================================
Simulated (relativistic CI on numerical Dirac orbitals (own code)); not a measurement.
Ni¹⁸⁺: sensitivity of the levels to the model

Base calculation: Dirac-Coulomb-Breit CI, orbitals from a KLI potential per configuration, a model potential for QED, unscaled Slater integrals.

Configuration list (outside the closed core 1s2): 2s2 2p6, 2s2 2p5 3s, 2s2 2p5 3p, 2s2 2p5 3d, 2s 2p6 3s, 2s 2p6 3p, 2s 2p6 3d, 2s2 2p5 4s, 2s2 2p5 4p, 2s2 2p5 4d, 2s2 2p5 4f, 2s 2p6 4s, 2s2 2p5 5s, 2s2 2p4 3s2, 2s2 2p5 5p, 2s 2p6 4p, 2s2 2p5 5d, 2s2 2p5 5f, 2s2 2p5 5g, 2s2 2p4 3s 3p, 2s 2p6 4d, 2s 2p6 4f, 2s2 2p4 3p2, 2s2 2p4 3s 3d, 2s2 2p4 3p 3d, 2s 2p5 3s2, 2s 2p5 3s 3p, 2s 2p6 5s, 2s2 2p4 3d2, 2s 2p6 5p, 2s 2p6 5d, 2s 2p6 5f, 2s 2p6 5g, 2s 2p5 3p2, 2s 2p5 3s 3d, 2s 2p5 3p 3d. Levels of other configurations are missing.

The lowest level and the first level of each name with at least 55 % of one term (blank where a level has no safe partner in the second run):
================================

__WORK INSTRUCTION__
Only the lines above starting with the one with "Base calculation: Dirac-Coulomb-Breit" and going through the one with "Configuration list (outside" are to be copied, word for word and with both ends kept.

__TASK RESULT__
Base calculation: Dirac-Coulomb-Breit CI, orbitals from a KLI potential per configuration, a model potential for QED, unscaled Slater integrals.

Configuration list (outside the closed core 1s2): 2s2 2p6, 2s2 2p5 3s, 2s2 2p5 3p, 2s2 2p5 3d, 2s 2p6 3s, 2s 2p6 3p, 2s 2p6 3d, 2s2 2p5 4s, 2s2 2p5 4p, 2s2 2p5 4d, 2s2 2p5 4f, 2s 2p6 4s, 2s2 2p5 5s, 2s2 2p4 3s2, 2s2 2p5 5p, 2s 2p6 4p, 2s2 2p5 5d, 2s2 2p5 5f, 2s2 2p5 5g, 2s2 2p4 3s 3p, 2s 2p6 4d, 2s 2p6 4f, 2s2 2p4 3p2, 2s2 2p4 3s 3d, 2s2 2p4 3p 3d, 2s 2p5 3s2, 2s 2p5 3s 3p, 2s 2p6 5s, 2s2 2p4 3d2, 2s 2p6 5p, 2s 2p6 5d, 2s 2p6 5f, 2s 2p6 5g, 2s 2p5 3p2, 2s 2p5 3s 3d, 2s 2p5 3p 3d. Levels of other configurations are missing.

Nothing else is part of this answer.